# Brief
Every line of the data should be retyped with no difference from the original.

━━ Dataset extract ━━
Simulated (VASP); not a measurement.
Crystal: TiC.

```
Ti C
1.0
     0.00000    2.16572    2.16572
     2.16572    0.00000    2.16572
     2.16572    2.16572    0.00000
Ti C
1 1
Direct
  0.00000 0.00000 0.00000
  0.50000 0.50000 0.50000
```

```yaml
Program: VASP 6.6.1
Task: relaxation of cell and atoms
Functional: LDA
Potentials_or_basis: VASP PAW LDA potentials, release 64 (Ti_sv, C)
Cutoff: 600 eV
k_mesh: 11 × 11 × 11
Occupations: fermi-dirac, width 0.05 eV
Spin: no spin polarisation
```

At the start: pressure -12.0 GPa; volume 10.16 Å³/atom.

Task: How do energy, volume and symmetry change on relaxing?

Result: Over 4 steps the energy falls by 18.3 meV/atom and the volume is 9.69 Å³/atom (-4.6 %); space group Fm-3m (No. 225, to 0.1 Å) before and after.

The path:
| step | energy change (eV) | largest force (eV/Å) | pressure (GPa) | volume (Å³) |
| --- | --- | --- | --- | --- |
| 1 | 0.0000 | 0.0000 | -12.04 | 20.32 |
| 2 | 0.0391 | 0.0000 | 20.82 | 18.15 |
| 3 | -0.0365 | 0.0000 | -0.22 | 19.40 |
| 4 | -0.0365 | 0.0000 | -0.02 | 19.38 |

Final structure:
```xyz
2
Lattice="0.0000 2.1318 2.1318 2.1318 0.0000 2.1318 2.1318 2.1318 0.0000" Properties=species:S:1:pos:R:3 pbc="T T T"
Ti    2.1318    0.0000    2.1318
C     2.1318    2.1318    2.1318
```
━━━

# Your solution
Simulated (VASP); not a measurement.
Crystal: TiC.

```
Ti C
1.0
     0.00000    2.16572    2.16572
     2.16572    0.00000    2.16572
     2.16572    2.16572    0.00000
Ti C
1 1
Direct
  0.00000 0.00000 0.00000
  0.50000 0.50000 0.50000
```

```yaml
Program: VASP 6.6.1
Task: relaxation of cell and atoms
Functional: LDA
Potentials_or_basis: VASP PAW LDA potentials, release 64 (Ti_sv, C)
Cutoff: 600 eV
k_mesh: 11 × 11 × 11
Occupations: fermi-dirac, width 0.05 eV
Spin: no spin polarisation
```

At the start: pressure -12.0 GPa; volume 10.16 Å³/atom.

Task: How do energy, volume and symmetry change on relaxing?

Result: Over 4 steps the energy falls by 18.3 meV/atom and the volume is 9.69 Å³/atom (-4.6 %); space group Fm-3m (No. 225, to 0.1 Å) before and after.

The path:
| step | energy change (eV) | largest force (eV/Å) | pressure (GPa) | volume (Å³) |
| --- | --- | --- | --- | --- |
| 1 | 0.0000 | 0.0000 | -12.04 | 20.32 |
| 2 | 0.0391 | 0.0000 | 20.82 | 18.15 |
| 3 | -0.0365 | 0.0000 | -0.22 | 19.40 |
| 4 | -0.0365 | 0.0000 | -0.02 | 19.38 |

Final structure:
```xyz
2
Lattice="0.0000 2.1318 2.1318 2.1318 0.0000 2.1318 2.1318 2.1318 0.0000" Properties=species:S:1:pos:R:3 pbc="T T T"
Ti    2.1318    0.0000    2.1318
C     2.1318    2.1318    2.1318
```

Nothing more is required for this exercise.